- **Brief**: Produce an exact copy of the lines below, starting at the first and ending with the line containing "### 1. The structure".

- **Excerpted records**:
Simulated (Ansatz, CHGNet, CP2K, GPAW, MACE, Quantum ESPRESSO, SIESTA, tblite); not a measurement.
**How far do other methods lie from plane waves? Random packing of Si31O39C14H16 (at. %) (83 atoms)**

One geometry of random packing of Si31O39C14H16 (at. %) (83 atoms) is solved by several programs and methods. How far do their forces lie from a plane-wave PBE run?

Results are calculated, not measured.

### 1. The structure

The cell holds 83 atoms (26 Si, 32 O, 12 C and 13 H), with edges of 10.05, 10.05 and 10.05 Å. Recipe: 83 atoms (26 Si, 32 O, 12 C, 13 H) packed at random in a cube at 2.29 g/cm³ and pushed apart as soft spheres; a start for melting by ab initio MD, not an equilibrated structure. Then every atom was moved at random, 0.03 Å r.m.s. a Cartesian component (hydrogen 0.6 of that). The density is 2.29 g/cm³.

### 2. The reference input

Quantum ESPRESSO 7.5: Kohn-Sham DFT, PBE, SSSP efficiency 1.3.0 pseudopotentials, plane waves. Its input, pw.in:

- **Answer box**:
Simulated (Ansatz, CHGNet, CP2K, GPAW, MACE, Quantum ESPRESSO, SIESTA, tblite); not a measurement.
**How far do other methods lie from plane waves? Random packing of Si31O39C14H16 (at. %) (83 atoms)**

One geometry of random packing of Si31O39C14H16 (at. %) (83 atoms) is solved by several programs and methods. How far do their forces lie from a plane-wave PBE run?

Results are calculated, not measured.

### 1. The structure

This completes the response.